● Brief
Of the lines listed below, return exactly those that run from the line containing "Two starts of" through the line containing "## 1. The starting structure", both included.

● Extracted data
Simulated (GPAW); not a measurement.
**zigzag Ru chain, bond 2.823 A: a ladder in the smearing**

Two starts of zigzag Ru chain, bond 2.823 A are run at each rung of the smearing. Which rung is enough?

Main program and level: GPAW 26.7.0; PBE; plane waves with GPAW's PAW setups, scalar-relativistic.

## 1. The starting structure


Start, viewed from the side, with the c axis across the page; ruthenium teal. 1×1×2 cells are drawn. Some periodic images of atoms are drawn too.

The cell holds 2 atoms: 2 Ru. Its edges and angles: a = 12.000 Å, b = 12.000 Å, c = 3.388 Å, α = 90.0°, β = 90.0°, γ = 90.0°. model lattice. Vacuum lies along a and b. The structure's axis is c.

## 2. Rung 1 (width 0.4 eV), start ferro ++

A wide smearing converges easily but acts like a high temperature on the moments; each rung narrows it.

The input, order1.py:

● Task solution
Two starts of zigzag Ru chain, bond 2.823 A are run at each rung of the smearing. Which rung is enough?

Main program and level: GPAW 26.7.0; PBE; plane waves with GPAW's PAW setups, scalar-relativistic.

## 1. The starting structure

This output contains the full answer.